### Exercise
Transcribe every record exactly.

### Given records
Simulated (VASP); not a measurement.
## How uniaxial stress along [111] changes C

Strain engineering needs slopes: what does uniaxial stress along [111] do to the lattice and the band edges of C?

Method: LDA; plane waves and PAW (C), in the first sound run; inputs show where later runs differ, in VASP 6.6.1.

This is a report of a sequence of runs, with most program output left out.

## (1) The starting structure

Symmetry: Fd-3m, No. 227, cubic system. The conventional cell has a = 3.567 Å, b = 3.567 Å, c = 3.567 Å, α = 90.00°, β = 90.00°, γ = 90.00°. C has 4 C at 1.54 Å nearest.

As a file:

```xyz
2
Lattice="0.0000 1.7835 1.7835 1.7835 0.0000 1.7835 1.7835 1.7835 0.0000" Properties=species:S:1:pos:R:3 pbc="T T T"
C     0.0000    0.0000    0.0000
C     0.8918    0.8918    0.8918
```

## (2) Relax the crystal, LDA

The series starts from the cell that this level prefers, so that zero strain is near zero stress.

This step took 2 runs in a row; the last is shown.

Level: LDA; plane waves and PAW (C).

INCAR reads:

### Solution
Simulated (VASP); not a measurement.
## How uniaxial stress along [111] changes C

Strain engineering needs slopes: what does uniaxial stress along [111] do to the lattice and the band edges of C?

Method: LDA; plane waves and PAW (C), in the first sound run; inputs show where later runs differ, in VASP 6.6.1.

This is a report of a sequence of runs, with most program output left out.

## (1) The starting structure

Symmetry: Fd-3m, No. 227, cubic system. The conventional cell has a = 3.567 Å, b = 3.567 Å, c = 3.567 Å, α = 90.00°, β = 90.00°, γ = 90.00°. C has 4 C at 1.54 Å nearest.

As a file:

```xyz
2
Lattice="0.0000 1.7835 1.7835 1.7835 0.0000 1.7835 1.7835 1.7835 0.0000" Properties=species:S:1:pos:R:3 pbc="T T T"
C     0.0000    0.0000    0.0000
C     0.8918    0.8918    0.8918
```

## (2) Relax the crystal, LDA

The series starts from the cell that this level prefers, so that zero strain is near zero stress.

This step took 2 runs in a row; the last is shown.

Level: LDA; plane waves and PAW (C).

INCAR reads:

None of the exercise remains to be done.